- **Work task**
Below are some records; output exactly the lines from the line with "Basis cc-pVDZ; Ansatz" to the line with "For open shells CISD", both ends kept, and nothing more.

*** Begin section ***

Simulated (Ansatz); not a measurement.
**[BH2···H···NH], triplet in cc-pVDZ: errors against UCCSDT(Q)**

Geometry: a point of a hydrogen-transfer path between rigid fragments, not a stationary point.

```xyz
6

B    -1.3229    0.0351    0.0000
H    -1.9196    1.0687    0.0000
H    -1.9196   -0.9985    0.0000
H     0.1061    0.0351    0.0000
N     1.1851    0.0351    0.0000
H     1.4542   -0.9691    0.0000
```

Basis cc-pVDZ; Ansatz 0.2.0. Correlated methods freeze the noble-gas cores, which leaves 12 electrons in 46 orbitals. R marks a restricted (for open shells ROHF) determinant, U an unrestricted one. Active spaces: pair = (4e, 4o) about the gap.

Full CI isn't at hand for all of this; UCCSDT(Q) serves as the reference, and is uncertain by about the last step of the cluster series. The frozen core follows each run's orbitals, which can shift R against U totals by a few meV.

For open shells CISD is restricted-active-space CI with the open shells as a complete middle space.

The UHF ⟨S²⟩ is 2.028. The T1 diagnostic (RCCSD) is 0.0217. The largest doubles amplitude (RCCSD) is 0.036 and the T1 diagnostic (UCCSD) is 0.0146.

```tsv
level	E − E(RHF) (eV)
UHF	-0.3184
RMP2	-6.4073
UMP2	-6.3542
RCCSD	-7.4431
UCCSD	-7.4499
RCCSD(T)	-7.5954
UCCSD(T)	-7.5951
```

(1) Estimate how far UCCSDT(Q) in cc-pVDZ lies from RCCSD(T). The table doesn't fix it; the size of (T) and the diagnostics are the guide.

*** End section ***

- **Task response**
Basis cc-pVDZ; Ansatz 0.2.0. Correlated methods freeze the noble-gas cores, which leaves 12 electrons in 46 orbitals. R marks a restricted (for open shells ROHF) determinant, U an unrestricted one. Active spaces: pair = (4e, 4o) about the gap.

Full CI isn't at hand for all of this; UCCSDT(Q) serves as the reference, and is uncertain by about the last step of the cluster series. The frozen core follows each run's orbitals, which can shift R against U totals by a few meV.

For open shells CISD is restricted-active-space CI with the open shells as a complete middle space.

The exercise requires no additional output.